● **Action item**
Each record should be given back exactly, with none missing.

● **The data**
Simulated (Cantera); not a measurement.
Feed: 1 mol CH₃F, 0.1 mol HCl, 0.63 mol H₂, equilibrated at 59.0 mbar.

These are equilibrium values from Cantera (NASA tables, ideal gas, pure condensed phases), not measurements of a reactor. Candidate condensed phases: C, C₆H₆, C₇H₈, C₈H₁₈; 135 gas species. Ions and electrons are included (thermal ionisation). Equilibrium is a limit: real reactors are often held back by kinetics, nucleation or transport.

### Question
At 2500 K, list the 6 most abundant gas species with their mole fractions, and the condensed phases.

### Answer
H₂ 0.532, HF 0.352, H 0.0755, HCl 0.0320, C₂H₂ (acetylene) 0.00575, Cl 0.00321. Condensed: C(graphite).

● **Task result**
Simulated (Cantera); not a measurement.
Feed: 1 mol CH₃F, 0.1 mol HCl, 0.63 mol H₂, equilibrated at 59.0 mbar.

These are equilibrium values from Cantera (NASA tables, ideal gas, pure condensed phases), not measurements of a reactor. Candidate condensed phases: C, C₆H₆, C₇H₈, C₈H₁₈; 135 gas species. Ions and electrons are included (thermal ionisation). Equilibrium is a limit: real reactors are often held back by kinetics, nucleation or transport.

### Question
At 2500 K, list the 6 most abundant gas species with their mole fractions, and the condensed phases.

### Answer
H₂ 0.532, HF 0.352, H 0.0755, HCl 0.0320, C₂H₂ (acetylene) 0.00575, Cl 0.00321. Condensed: C(graphite).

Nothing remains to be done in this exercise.